## Data to examine
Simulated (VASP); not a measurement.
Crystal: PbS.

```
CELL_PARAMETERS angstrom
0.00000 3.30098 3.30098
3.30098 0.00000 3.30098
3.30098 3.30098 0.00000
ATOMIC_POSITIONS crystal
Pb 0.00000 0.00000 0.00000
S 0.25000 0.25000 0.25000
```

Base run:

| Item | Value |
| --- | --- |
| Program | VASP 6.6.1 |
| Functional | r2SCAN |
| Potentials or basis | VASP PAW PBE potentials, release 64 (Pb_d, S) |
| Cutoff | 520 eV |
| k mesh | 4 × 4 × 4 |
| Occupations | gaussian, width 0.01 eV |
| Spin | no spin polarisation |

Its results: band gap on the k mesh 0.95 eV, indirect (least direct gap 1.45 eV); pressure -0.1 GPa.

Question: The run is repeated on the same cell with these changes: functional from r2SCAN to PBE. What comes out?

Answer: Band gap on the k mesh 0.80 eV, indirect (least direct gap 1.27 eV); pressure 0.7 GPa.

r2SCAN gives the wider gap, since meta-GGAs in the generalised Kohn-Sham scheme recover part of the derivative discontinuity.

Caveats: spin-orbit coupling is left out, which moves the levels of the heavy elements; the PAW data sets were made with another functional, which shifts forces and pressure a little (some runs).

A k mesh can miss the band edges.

## Work item
Retype every record above exactly.

## Written reply
Simulated (VASP); not a measurement.
Crystal: PbS.

```
CELL_PARAMETERS angstrom
0.00000 3.30098 3.30098
3.30098 0.00000 3.30098
3.30098 3.30098 0.00000
ATOMIC_POSITIONS crystal
Pb 0.00000 0.00000 0.00000
S 0.25000 0.25000 0.25000
```

Base run:

| Item | Value |
| --- | --- |
| Program | VASP 6.6.1 |
| Functional | r2SCAN |
| Potentials or basis | VASP PAW PBE potentials, release 64 (Pb_d, S) |
| Cutoff | 520 eV |
| k mesh | 4 × 4 × 4 |
| Occupations | gaussian, width 0.01 eV |
| Spin | no spin polarisation |

Its results: band gap on the k mesh 0.95 eV, indirect (least direct gap 1.45 eV); pressure -0.1 GPa.

Question: The run is repeated on the same cell with these changes: functional from r2SCAN to PBE. What comes out?

Answer: Band gap on the k mesh 0.80 eV, indirect (least direct gap 1.27 eV); pressure 0.7 GPa.

r2SCAN gives the wider gap, since meta-GGAs in the generalised Kohn-Sham scheme recover part of the derivative discontinuity.

Caveats: spin-orbit coupling is left out, which moves the levels of the heavy elements; the PAW data sets were made with another functional, which shifts forces and pressure a little (some runs).

A k mesh can miss the band edges.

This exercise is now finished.